[Exercise]
Everything in the data below should be restated word for word.

───
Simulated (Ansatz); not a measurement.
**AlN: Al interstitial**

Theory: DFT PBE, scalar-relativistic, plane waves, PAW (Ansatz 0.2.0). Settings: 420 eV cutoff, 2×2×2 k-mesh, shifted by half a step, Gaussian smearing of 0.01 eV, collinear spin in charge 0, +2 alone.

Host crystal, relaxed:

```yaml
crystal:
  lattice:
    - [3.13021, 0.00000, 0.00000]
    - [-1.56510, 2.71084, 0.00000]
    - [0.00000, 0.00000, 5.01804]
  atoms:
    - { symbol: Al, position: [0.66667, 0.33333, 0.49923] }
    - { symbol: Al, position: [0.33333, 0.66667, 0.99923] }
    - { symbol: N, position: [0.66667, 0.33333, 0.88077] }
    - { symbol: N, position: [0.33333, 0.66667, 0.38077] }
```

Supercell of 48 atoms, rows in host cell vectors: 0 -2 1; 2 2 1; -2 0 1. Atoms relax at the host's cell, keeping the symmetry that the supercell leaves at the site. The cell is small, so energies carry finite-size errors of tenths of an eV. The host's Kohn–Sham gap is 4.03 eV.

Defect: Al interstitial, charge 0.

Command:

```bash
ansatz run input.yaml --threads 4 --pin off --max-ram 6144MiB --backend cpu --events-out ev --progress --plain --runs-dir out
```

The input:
───

[Task output]
Simulated (Ansatz); not a measurement.
**AlN: Al interstitial**

Theory: DFT PBE, scalar-relativistic, plane waves, PAW (Ansatz 0.2.0). Settings: 420 eV cutoff, 2×2×2 k-mesh, shifted by half a step, Gaussian smearing of 0.01 eV, collinear spin in charge 0, +2 alone.

Host crystal, relaxed:

```yaml
crystal:
  lattice:
    - [3.13021, 0.00000, 0.00000]
    - [-1.56510, 2.71084, 0.00000]
    - [0.00000, 0.00000, 5.01804]
  atoms:
    - { symbol: Al, position: [0.66667, 0.33333, 0.49923] }
    - { symbol: Al, position: [0.33333, 0.66667, 0.99923] }
    - { symbol: N, position: [0.66667, 0.33333, 0.88077] }
    - { symbol: N, position: [0.33333, 0.66667, 0.38077] }
```

Supercell of 48 atoms, rows in host cell vectors: 0 -2 1; 2 2 1; -2 0 1. Atoms relax at the host's cell, keeping the symmetry that the supercell leaves at the site. The cell is small, so energies carry finite-size errors of tenths of an eV. The host's Kohn–Sham gap is 4.03 eV.

Defect: Al interstitial, charge 0.

Command:

```bash
ansatz run input.yaml --threads 4 --pin off --max-ram 6144MiB --backend cpu --events-out ev --progress --plain --runs-dir out
```

The input:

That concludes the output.